◆ **Work order**: Retype only the lines at the head of the records, first through the one with "Problem. What interaction", exactly as written.

◆ **Entries provided**:
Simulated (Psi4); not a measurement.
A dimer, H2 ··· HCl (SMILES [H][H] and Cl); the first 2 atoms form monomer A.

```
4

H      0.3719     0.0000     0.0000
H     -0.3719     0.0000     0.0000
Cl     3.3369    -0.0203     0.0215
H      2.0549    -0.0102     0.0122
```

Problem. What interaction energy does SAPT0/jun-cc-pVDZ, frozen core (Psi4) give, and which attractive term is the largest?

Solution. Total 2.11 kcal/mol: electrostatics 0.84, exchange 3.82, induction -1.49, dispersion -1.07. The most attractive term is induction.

◆ **Exercise result**:
Simulated (Psi4); not a measurement.
A dimer, H2 ··· HCl (SMILES [H][H] and Cl); the first 2 atoms form monomer A.

```
4

H      0.3719     0.0000     0.0000
H     -0.3719     0.0000     0.0000
Cl     3.3369    -0.0203     0.0215
H      2.0549    -0.0102     0.0122
```

Problem. What interaction energy does SAPT0/jun-cc-pVDZ, frozen core (Psi4) give, and which attractive term is the largest?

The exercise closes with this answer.